Extracted material:
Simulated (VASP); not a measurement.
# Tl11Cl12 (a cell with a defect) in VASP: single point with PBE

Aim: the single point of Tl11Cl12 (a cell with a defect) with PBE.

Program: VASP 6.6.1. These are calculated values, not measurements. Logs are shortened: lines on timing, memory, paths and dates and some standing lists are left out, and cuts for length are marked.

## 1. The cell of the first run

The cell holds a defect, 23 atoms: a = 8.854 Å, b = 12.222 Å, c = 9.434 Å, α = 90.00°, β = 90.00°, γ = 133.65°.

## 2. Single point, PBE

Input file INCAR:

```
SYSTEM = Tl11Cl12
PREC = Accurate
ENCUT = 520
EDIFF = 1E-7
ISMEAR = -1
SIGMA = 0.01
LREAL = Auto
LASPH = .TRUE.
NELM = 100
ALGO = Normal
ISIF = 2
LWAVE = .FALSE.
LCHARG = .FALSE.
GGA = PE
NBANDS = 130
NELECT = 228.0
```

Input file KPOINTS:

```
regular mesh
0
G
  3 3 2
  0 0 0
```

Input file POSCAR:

Requirement:
Write out every record, exactly as written.

Task response:
Simulated (VASP); not a measurement.
# Tl11Cl12 (a cell with a defect) in VASP: single point with PBE

Aim: the single point of Tl11Cl12 (a cell with a defect) with PBE.

Program: VASP 6.6.1. These are calculated values, not measurements. Logs are shortened: lines on timing, memory, paths and dates and some standing lists are left out, and cuts for length are marked.

## 1. The cell of the first run

The cell holds a defect, 23 atoms: a = 8.854 Å, b = 12.222 Å, c = 9.434 Å, α = 90.00°, β = 90.00°, γ = 133.65°.

## 2. Single point, PBE

Input file INCAR:

```
SYSTEM = Tl11Cl12
PREC = Accurate
ENCUT = 520
EDIFF = 1E-7
ISMEAR = -1
SIGMA = 0.01
LREAL = Auto
LASPH = .TRUE.
NELM = 100
ALGO = Normal
ISIF = 2
LWAVE = .FALSE.
LCHARG = .FALSE.
GGA = PE
NBANDS = 130
NELECT = 228.0
```

Input file KPOINTS:

```
regular mesh
0
G
  3 3 2
  0 0 0
```

Input file POSCAR:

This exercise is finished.